* **Requirement**:
Reproduce, character for character, the entries from their opening line through the line with "Its results: band".

* **Data supplied**:
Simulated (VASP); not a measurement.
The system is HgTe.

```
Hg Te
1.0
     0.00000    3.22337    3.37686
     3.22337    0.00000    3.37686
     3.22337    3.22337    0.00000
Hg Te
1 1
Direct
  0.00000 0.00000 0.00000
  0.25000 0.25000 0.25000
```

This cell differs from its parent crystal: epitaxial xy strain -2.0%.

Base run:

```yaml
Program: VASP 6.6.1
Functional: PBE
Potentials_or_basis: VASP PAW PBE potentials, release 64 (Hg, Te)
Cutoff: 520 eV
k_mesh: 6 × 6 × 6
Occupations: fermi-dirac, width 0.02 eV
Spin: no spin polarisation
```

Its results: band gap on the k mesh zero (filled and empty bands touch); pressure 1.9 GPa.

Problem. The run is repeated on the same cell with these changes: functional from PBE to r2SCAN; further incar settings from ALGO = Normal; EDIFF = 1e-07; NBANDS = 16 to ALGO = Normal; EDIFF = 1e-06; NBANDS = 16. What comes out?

* **Written reply**:
Simulated (VASP); not a measurement.
The system is HgTe.

```
Hg Te
1.0
     0.00000    3.22337    3.37686
     3.22337    0.00000    3.37686
     3.22337    3.22337    0.00000
Hg Te
1 1
Direct
  0.00000 0.00000 0.00000
  0.25000 0.25000 0.25000
```

This cell differs from its parent crystal: epitaxial xy strain -2.0%.

Base run:

```yaml
Program: VASP 6.6.1
Functional: PBE
Potentials_or_basis: VASP PAW PBE potentials, release 64 (Hg, Te)
Cutoff: 520 eV
k_mesh: 6 × 6 × 6
Occupations: fermi-dirac, width 0.02 eV
Spin: no spin polarisation
```

Its results: band gap on the k mesh zero (filled and empty bands touch); pressure 1.9 GPa.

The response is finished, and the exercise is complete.